──────── DATA LISTING
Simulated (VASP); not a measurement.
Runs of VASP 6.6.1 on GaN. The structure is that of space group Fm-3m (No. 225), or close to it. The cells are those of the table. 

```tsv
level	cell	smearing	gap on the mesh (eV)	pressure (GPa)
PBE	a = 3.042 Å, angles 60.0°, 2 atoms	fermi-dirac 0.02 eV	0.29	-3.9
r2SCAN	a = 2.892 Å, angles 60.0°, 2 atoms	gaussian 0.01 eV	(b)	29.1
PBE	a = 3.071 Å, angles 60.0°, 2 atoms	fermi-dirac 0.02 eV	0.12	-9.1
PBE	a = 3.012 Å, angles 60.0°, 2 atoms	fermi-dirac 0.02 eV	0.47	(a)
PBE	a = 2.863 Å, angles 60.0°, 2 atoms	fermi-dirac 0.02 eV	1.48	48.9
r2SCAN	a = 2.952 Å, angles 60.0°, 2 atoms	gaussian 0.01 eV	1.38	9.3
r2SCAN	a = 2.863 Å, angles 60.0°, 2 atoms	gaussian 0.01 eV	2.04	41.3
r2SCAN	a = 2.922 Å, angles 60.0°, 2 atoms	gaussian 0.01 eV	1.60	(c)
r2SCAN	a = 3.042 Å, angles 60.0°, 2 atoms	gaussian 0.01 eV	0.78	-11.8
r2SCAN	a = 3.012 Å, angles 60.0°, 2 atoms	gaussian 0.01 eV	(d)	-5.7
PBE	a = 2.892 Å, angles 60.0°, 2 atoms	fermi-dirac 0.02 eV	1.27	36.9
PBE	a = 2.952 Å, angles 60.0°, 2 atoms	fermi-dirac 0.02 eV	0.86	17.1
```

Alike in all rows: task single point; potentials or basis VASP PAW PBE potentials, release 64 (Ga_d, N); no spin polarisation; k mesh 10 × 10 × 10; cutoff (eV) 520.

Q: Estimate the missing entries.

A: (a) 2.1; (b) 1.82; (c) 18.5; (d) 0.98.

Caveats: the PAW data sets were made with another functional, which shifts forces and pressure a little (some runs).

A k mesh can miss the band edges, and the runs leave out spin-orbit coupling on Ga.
────────────────

**ACTIVITY**
In the data above, which lines lie between the line with "A: (a) 2.1; (b) 1.82; (c) 18.5; (d) 0.98." and the line with "Caveats: the PAW", inclusive? Print those lines exactly and nothing else.

**RESPONSE BOX**
A: (a) 2.1; (b) 1.82; (c) 18.5; (d) 0.98.

Caveats: the PAW data sets were made with another functional, which shifts forces and pressure a little (some runs).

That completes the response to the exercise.